Information provided -
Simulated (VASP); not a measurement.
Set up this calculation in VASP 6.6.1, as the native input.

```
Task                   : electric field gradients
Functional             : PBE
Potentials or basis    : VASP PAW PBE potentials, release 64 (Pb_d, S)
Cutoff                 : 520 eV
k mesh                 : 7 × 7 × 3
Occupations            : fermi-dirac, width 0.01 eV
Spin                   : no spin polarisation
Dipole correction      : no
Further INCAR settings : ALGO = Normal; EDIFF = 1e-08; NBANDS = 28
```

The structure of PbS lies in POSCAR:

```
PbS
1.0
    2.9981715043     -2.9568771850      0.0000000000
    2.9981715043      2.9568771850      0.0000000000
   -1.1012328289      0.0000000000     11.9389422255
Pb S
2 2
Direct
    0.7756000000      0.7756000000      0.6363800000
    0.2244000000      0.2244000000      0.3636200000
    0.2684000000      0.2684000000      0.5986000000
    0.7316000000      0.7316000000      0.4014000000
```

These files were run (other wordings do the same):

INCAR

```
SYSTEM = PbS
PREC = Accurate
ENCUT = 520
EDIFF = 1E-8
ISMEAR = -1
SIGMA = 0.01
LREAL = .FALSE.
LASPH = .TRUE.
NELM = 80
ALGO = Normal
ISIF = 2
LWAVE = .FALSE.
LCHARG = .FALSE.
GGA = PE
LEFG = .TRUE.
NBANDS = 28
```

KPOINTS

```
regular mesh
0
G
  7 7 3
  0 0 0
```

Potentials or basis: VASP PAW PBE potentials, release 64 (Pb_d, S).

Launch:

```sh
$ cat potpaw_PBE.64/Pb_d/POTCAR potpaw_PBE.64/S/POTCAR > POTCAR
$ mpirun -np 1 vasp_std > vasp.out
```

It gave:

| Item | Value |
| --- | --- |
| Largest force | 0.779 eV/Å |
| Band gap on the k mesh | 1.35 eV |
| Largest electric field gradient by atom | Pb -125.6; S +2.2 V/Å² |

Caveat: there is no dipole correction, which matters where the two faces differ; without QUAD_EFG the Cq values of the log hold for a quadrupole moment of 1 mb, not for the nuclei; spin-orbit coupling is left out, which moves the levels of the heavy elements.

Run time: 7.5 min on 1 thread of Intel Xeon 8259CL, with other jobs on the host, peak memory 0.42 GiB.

Work order - Print, please, the lines from the first line of the material through the line that contains "Caveat: there is", exactly as written and with nothing added.

Reply -
Simulated (VASP); not a measurement.
Set up this calculation in VASP 6.6.1, as the native input.

```
Task                   : electric field gradients
Functional             : PBE
Potentials or basis    : VASP PAW PBE potentials, release 64 (Pb_d, S)
Cutoff                 : 520 eV
k mesh                 : 7 × 7 × 3
Occupations            : fermi-dirac, width 0.01 eV
Spin                   : no spin polarisation
Dipole correction      : no
Further INCAR settings : ALGO = Normal; EDIFF = 1e-08; NBANDS = 28
```

The structure of PbS lies in POSCAR:

```
PbS
1.0
    2.9981715043     -2.9568771850      0.0000000000
    2.9981715043      2.9568771850      0.0000000000
   -1.1012328289      0.0000000000     11.9389422255
Pb S
2 2
Direct
    0.7756000000      0.7756000000      0.6363800000
    0.2244000000      0.2244000000      0.3636200000
    0.2684000000      0.2684000000      0.5986000000
    0.7316000000      0.7316000000      0.4014000000
```

These files were run (other wordings do the same):

INCAR

```
SYSTEM = PbS
PREC = Accurate
ENCUT = 520
EDIFF = 1E-8
ISMEAR = -1
SIGMA = 0.01
LREAL = .FALSE.
LASPH = .TRUE.
NELM = 80
ALGO = Normal
ISIF = 2
LWAVE = .FALSE.
LCHARG = .FALSE.
GGA = PE
LEFG = .TRUE.
NBANDS = 28
```

KPOINTS

```
regular mesh
0
G
  7 7 3
  0 0 0
```

Potentials or basis: VASP PAW PBE potentials, release 64 (Pb_d, S).

Launch:

```sh
$ cat potpaw_PBE.64/Pb_d/POTCAR potpaw_PBE.64/S/POTCAR > POTCAR
$ mpirun -np 1 vasp_std > vasp.out
```

It gave:

| Item | Value |
| --- | --- |
| Largest force | 0.779 eV/Å |
| Band gap on the k mesh | 1.35 eV |
| Largest electric field gradient by atom | Pb -125.6; S +2.2 V/Å² |

Caveat: there is no dipole correction, which matters where the two faces differ; without QUAD_EFG the Cq values of the log hold for a quadrupole moment of 1 mb, not for the nuclei; spin-orbit coupling is left out, which moves the levels of the heavy elements.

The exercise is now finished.